What you need to produce from the material below is an exact transcription of the lines from the one with "-0.3 | +0.01 |" through the one with "0.18 | -0.001 |", both included, and no other line.

(Beginning of Data for review)

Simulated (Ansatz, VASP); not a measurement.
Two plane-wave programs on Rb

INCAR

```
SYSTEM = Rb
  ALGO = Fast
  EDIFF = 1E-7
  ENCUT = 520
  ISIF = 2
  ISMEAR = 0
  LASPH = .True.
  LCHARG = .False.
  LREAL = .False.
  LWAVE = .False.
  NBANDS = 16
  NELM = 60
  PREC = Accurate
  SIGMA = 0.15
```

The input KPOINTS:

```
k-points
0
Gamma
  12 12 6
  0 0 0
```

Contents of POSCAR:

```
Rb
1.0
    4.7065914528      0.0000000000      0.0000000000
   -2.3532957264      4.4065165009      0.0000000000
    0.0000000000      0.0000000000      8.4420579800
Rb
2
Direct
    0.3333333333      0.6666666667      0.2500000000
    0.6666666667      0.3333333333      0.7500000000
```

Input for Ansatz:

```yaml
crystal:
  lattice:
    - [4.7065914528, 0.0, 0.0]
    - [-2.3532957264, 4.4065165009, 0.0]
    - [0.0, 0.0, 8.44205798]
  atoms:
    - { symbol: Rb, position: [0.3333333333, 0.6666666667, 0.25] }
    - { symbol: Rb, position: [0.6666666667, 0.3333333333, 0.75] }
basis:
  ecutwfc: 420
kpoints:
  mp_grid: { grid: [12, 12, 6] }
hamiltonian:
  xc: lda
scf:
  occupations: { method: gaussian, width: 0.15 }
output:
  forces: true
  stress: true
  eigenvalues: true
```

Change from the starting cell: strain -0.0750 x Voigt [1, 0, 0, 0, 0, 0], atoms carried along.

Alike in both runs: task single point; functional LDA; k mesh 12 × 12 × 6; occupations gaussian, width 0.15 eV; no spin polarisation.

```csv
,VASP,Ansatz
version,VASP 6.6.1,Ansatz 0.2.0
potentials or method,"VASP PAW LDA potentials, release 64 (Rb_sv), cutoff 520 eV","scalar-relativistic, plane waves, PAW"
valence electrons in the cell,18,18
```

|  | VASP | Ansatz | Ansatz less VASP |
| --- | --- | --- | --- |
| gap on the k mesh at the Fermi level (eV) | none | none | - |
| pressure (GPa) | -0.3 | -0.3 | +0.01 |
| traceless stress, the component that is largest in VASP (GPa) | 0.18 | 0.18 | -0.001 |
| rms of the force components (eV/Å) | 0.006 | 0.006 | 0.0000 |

(End of Data for review)

* Task answer:
| pressure (GPa) | -0.3 | -0.3 | +0.01 |
| traceless stress, the component that is largest in VASP (GPa) | 0.18 | 0.18 | -0.001 |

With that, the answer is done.